WORK ORDER:
In full and without alteration, transcribe the listing.

DATA FOR REVIEW:
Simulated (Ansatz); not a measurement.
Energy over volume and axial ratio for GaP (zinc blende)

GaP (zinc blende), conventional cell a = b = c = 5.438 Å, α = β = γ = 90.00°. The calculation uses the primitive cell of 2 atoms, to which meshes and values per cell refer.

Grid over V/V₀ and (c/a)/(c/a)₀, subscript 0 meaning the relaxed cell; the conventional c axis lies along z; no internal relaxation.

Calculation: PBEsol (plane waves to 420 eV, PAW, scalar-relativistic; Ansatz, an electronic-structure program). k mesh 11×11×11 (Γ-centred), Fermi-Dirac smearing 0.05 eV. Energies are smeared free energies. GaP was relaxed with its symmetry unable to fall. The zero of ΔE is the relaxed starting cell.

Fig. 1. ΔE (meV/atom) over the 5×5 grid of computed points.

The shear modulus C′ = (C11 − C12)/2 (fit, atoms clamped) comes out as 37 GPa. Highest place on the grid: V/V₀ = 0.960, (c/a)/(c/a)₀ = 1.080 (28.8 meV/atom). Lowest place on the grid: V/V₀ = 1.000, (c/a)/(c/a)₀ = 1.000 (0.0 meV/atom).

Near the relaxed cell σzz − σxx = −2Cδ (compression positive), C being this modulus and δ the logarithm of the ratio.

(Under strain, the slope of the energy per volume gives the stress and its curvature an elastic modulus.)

RESPONSE AREA:
Simulated (Ansatz); not a measurement.
Energy over volume and axial ratio for GaP (zinc blende)

GaP (zinc blende), conventional cell a = b = c = 5.438 Å, α = β = γ = 90.00°. The calculation uses the primitive cell of 2 atoms, to which meshes and values per cell refer.

Grid over V/V₀ and (c/a)/(c/a)₀, subscript 0 meaning the relaxed cell; the conventional c axis lies along z; no internal relaxation.

Calculation: PBEsol (plane waves to 420 eV, PAW, scalar-relativistic; Ansatz, an electronic-structure program). k mesh 11×11×11 (Γ-centred), Fermi-Dirac smearing 0.05 eV. Energies are smeared free energies. GaP was relaxed with its symmetry unable to fall. The zero of ΔE is the relaxed starting cell.

Fig. 1. ΔE (meV/atom) over the 5×5 grid of computed points.

The shear modulus C′ = (C11 − C12)/2 (fit, atoms clamped) comes out as 37 GPa. Highest place on the grid: V/V₀ = 0.960, (c/a)/(c/a)₀ = 1.080 (28.8 meV/atom). Lowest place on the grid: V/V₀ = 1.000, (c/a)/(c/a)₀ = 1.000 (0.0 meV/atom).

Near the relaxed cell σzz − σxx = −2Cδ (compression positive), C being this modulus and δ the logarithm of the ratio.

(Under strain, the slope of the energy per volume gives the stress and its curvature an elastic modulus.)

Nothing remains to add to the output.